## Information provided:
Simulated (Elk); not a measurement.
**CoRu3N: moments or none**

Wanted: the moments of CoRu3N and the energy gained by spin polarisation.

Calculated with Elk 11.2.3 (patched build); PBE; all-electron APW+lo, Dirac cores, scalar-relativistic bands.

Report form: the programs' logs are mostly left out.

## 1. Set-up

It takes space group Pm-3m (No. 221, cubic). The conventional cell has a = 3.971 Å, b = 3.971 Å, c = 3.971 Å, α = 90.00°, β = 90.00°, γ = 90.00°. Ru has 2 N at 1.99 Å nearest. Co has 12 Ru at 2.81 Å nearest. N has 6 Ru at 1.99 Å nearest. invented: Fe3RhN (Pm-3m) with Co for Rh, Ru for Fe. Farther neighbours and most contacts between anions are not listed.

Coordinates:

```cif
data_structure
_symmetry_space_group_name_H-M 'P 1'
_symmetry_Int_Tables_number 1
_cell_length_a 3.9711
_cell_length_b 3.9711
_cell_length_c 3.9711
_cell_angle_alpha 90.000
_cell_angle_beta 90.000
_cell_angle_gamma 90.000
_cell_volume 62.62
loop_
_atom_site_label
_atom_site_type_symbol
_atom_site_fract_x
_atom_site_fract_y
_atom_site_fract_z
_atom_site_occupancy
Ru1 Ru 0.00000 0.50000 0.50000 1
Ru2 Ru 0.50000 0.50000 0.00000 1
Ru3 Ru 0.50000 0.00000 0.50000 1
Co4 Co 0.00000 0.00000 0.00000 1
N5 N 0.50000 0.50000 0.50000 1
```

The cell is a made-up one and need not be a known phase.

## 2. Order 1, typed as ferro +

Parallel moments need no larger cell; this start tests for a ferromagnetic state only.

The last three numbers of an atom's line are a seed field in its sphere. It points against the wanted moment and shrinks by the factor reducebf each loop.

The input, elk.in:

## Brief:
Starting with the line that holds "## 1. Set-up" and ending with the line that holds "The last three", retype every line in the data above exactly, and nothing else.

## Task result:
## 1. Set-up

It takes space group Pm-3m (No. 221, cubic). The conventional cell has a = 3.971 Å, b = 3.971 Å, c = 3.971 Å, α = 90.00°, β = 90.00°, γ = 90.00°. Ru has 2 N at 1.99 Å nearest. Co has 12 Ru at 2.81 Å nearest. N has 6 Ru at 1.99 Å nearest. invented: Fe3RhN (Pm-3m) with Co for Rh, Ru for Fe. Farther neighbours and most contacts between anions are not listed.

Coordinates:

```cif
data_structure
_symmetry_space_group_name_H-M 'P 1'
_symmetry_Int_Tables_number 1
_cell_length_a 3.9711
_cell_length_b 3.9711
_cell_length_c 3.9711
_cell_angle_alpha 90.000
_cell_angle_beta 90.000
_cell_angle_gamma 90.000
_cell_volume 62.62
loop_
_atom_site_label
_atom_site_type_symbol
_atom_site_fract_x
_atom_site_fract_y
_atom_site_fract_z
_atom_site_occupancy
Ru1 Ru 0.00000 0.50000 0.50000 1
Ru2 Ru 0.50000 0.50000 0.00000 1
Ru3 Ru 0.50000 0.00000 0.50000 1
Co4 Co 0.00000 0.00000 0.00000 1
N5 N 0.50000 0.50000 0.50000 1
```

The cell is a made-up one and need not be a known phase.

## 2. Order 1, typed as ferro +

Parallel moments need no larger cell; this start tests for a ferromagnetic state only.

The last three numbers of an atom's line are a seed field in its sphere. It points against the wanted moment and shrinks by the factor reducebf each loop.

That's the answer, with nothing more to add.